**Assigned task:**
Repeat only the lines running from the beginning of the material through the line that contains "D (+21.5 kcal/mol).".

**Dataset content:**
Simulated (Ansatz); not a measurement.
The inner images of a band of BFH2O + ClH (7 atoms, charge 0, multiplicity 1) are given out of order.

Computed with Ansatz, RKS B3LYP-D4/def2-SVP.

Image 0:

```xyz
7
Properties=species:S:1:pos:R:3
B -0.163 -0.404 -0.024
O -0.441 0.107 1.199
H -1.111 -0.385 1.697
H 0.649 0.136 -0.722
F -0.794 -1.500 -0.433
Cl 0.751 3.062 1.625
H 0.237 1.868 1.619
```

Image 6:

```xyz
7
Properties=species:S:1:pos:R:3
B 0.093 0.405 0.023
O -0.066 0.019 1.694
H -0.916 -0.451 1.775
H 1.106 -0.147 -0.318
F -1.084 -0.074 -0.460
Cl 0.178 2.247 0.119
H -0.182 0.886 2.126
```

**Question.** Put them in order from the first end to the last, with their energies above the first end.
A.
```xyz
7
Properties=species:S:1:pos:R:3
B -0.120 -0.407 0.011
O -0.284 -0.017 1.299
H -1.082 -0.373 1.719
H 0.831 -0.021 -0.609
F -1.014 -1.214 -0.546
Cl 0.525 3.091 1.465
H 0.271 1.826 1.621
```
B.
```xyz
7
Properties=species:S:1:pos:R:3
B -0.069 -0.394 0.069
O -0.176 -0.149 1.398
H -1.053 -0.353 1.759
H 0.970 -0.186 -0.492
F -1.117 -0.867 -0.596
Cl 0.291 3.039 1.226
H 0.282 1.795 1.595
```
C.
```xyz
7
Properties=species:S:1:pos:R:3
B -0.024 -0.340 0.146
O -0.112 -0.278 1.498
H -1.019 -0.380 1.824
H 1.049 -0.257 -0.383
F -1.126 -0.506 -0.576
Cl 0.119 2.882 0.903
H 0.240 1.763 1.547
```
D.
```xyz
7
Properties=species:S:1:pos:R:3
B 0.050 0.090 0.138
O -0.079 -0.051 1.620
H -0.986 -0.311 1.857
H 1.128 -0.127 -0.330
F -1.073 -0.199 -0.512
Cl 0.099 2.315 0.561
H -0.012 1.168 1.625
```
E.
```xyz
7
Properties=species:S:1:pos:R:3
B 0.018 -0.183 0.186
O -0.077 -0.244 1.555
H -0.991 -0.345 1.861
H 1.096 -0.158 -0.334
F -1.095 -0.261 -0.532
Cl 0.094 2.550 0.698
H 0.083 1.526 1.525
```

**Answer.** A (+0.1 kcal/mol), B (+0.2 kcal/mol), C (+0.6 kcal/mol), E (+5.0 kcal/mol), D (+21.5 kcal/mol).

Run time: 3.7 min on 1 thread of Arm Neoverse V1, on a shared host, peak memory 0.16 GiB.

**Your response:**
Simulated (Ansatz); not a measurement.
The inner images of a band of BFH2O + ClH (7 atoms, charge 0, multiplicity 1) are given out of order.

Computed with Ansatz, RKS B3LYP-D4/def2-SVP.

Image 0:

```xyz
7
Properties=species:S:1:pos:R:3
B -0.163 -0.404 -0.024
O -0.441 0.107 1.199
H -1.111 -0.385 1.697
H 0.649 0.136 -0.722
F -0.794 -1.500 -0.433
Cl 0.751 3.062 1.625
H 0.237 1.868 1.619
```

Image 6:

```xyz
7
Properties=species:S:1:pos:R:3
B 0.093 0.405 0.023
O -0.066 0.019 1.694
H -0.916 -0.451 1.775
H 1.106 -0.147 -0.318
F -1.084 -0.074 -0.460
Cl 0.178 2.247 0.119
H -0.182 0.886 2.126
```

**Question.** Put them in order from the first end to the last, with their energies above the first end.
A.
```xyz
7
Properties=species:S:1:pos:R:3
B -0.120 -0.407 0.011
O -0.284 -0.017 1.299
H -1.082 -0.373 1.719
H 0.831 -0.021 -0.609
F -1.014 -1.214 -0.546
Cl 0.525 3.091 1.465
H 0.271 1.826 1.621
```
B.
```xyz
7
Properties=species:S:1:pos:R:3
B -0.069 -0.394 0.069
O -0.176 -0.149 1.398
H -1.053 -0.353 1.759
H 0.970 -0.186 -0.492
F -1.117 -0.867 -0.596
Cl 0.291 3.039 1.226
H 0.282 1.795 1.595
```
C.
```xyz
7
Properties=species:S:1:pos:R:3
B -0.024 -0.340 0.146
O -0.112 -0.278 1.498
H -1.019 -0.380 1.824
H 1.049 -0.257 -0.383
F -1.126 -0.506 -0.576
Cl 0.119 2.882 0.903
H 0.240 1.763 1.547
```
D.
```xyz
7
Properties=species:S:1:pos:R:3
B 0.050 0.090 0.138
O -0.079 -0.051 1.620
H -0.986 -0.311 1.857
H 1.128 -0.127 -0.330
F -1.073 -0.199 -0.512
Cl 0.099 2.315 0.561
H -0.012 1.168 1.625
```
E.
```xyz
7
Properties=species:S:1:pos:R:3
B 0.018 -0.183 0.186
O -0.077 -0.244 1.555
H -0.991 -0.345 1.861
H 1.096 -0.158 -0.334
F -1.095 -0.261 -0.532
Cl 0.094 2.550 0.698
H 0.083 1.526 1.525
```

**Answer.** A (+0.1 kcal/mol), B (+0.2 kcal/mol), C (+0.6 kcal/mol), E (+5.0 kcal/mol), D (+21.5 kcal/mol).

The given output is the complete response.